# Data extracts
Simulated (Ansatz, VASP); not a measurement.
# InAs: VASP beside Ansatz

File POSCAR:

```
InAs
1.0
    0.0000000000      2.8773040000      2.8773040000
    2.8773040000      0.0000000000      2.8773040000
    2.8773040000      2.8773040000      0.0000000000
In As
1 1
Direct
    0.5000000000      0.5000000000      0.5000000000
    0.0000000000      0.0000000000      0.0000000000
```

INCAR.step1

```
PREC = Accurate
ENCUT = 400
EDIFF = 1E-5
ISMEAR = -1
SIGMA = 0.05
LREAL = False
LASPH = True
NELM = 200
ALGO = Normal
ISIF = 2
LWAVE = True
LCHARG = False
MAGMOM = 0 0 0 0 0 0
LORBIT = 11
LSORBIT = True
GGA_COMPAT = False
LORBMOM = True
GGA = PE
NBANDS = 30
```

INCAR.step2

# Work instruction
Once you have read the entries, repeat them all exactly.

# Exercise output
Simulated (Ansatz, VASP); not a measurement.
# InAs: VASP beside Ansatz

File POSCAR:

```
InAs
1.0
    0.0000000000      2.8773040000      2.8773040000
    2.8773040000      0.0000000000      2.8773040000
    2.8773040000      2.8773040000      0.0000000000
In As
1 1
Direct
    0.5000000000      0.5000000000      0.5000000000
    0.0000000000      0.0000000000      0.0000000000
```

INCAR.step1

```
PREC = Accurate
ENCUT = 400
EDIFF = 1E-5
ISMEAR = -1
SIGMA = 0.05
LREAL = False
LASPH = True
NELM = 200
ALGO = Normal
ISIF = 2
LWAVE = True
LCHARG = False
MAGMOM = 0 0 0 0 0 0
LORBIT = 11
LSORBIT = True
GGA_COMPAT = False
LORBMOM = True
GGA = PE
NBANDS = 30
```

INCAR.step2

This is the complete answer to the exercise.